Information provided -
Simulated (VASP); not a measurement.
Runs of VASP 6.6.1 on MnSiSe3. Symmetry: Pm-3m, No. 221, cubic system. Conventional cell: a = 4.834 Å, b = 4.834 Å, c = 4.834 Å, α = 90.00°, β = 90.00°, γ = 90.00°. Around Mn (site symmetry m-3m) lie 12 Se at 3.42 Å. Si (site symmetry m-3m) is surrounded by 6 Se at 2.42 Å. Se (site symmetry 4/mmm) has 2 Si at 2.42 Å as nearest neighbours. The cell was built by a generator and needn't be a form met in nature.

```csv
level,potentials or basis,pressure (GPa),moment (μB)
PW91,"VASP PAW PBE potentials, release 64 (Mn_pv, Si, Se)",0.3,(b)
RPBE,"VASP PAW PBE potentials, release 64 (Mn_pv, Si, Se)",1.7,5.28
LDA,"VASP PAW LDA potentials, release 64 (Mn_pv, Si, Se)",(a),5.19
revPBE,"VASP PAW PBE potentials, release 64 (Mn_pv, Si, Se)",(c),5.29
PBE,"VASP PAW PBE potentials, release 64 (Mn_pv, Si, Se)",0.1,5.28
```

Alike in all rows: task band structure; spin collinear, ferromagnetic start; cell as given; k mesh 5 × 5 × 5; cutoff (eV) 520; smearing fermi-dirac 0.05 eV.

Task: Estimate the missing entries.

Assigned task - Taking the material above, extract exactly and only the lines from the line with "Runs of VASP" to the line with "Alike in all", inclusive of both.

Expected answer -
Runs of VASP 6.6.1 on MnSiSe3. Symmetry: Pm-3m, No. 221, cubic system. Conventional cell: a = 4.834 Å, b = 4.834 Å, c = 4.834 Å, α = 90.00°, β = 90.00°, γ = 90.00°. Around Mn (site symmetry m-3m) lie 12 Se at 3.42 Å. Si (site symmetry m-3m) is surrounded by 6 Se at 2.42 Å. Se (site symmetry 4/mmm) has 2 Si at 2.42 Å as nearest neighbours. The cell was built by a generator and needn't be a form met in nature.

```csv
level,potentials or basis,pressure (GPa),moment (μB)
PW91,"VASP PAW PBE potentials, release 64 (Mn_pv, Si, Se)",0.3,(b)
RPBE,"VASP PAW PBE potentials, release 64 (Mn_pv, Si, Se)",1.7,5.28
LDA,"VASP PAW LDA potentials, release 64 (Mn_pv, Si, Se)",(a),5.19
revPBE,"VASP PAW PBE potentials, release 64 (Mn_pv, Si, Se)",(c),5.29
PBE,"VASP PAW PBE potentials, release 64 (Mn_pv, Si, Se)",0.1,5.28
```

Alike in all rows: task band structure; spin collinear, ferromagnetic start; cell as given; k mesh 5 × 5 × 5; cutoff (eV) 520; smearing fermi-dirac 0.05 eV.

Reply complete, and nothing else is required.